********************

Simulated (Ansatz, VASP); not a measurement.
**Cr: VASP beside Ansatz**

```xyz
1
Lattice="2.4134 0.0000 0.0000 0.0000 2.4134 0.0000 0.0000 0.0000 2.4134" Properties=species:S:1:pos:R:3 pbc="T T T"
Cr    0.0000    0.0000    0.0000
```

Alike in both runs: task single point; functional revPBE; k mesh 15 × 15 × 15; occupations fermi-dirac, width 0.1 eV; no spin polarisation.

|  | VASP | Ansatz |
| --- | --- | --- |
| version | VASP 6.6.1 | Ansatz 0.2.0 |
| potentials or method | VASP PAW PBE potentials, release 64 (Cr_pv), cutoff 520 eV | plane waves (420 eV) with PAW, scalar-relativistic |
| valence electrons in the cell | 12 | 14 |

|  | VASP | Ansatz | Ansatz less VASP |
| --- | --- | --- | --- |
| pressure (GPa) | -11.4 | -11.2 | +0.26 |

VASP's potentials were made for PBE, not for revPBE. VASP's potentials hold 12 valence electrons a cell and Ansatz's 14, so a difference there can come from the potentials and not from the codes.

********************

§ **Required action**: The reply should consist solely of the lines above from the one that has "less VASP |" through the one that has "-11.2 | +0.26 |", reproduced exactly.

§ **Response area**:
|  | VASP | Ansatz | Ansatz less VASP |
| --- | --- | --- | --- |
| pressure (GPa) | -11.4 | -11.2 | +0.26 |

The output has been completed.